▶ **Work instruction**: Lines after the one containing "(D) [SiH3]C1=N[Si@H](Cl)[SiH2]1" are to be omitted; print exactly each line from the start of the records up to and including it.

▶ **Provided material**:
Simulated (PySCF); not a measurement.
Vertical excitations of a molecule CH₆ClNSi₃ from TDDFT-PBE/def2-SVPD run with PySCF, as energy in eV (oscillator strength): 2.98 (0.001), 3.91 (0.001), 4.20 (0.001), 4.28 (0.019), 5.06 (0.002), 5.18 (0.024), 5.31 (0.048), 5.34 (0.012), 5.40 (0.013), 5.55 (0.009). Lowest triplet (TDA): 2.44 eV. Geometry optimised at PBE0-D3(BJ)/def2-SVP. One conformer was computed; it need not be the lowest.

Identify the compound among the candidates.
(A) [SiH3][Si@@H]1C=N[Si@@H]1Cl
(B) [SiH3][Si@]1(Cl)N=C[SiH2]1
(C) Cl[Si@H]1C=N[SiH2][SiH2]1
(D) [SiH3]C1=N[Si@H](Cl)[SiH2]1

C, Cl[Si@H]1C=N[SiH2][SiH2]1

▶ **Task response**:
Simulated (PySCF); not a measurement.
Vertical excitations of a molecule CH₆ClNSi₃ from TDDFT-PBE/def2-SVPD run with PySCF, as energy in eV (oscillator strength): 2.98 (0.001), 3.91 (0.001), 4.20 (0.001), 4.28 (0.019), 5.06 (0.002), 5.18 (0.024), 5.31 (0.048), 5.34 (0.012), 5.40 (0.013), 5.55 (0.009). Lowest triplet (TDA): 2.44 eV. Geometry optimised at PBE0-D3(BJ)/def2-SVP. One conformer was computed; it need not be the lowest.

Identify the compound among the candidates.
(A) [SiH3][Si@@H]1C=N[Si@@H]1Cl
(B) [SiH3][Si@]1(Cl)N=C[SiH2]1
(C) Cl[Si@H]1C=N[SiH2][SiH2]1
(D) [SiH3]C1=N[Si@H](Cl)[SiH2]1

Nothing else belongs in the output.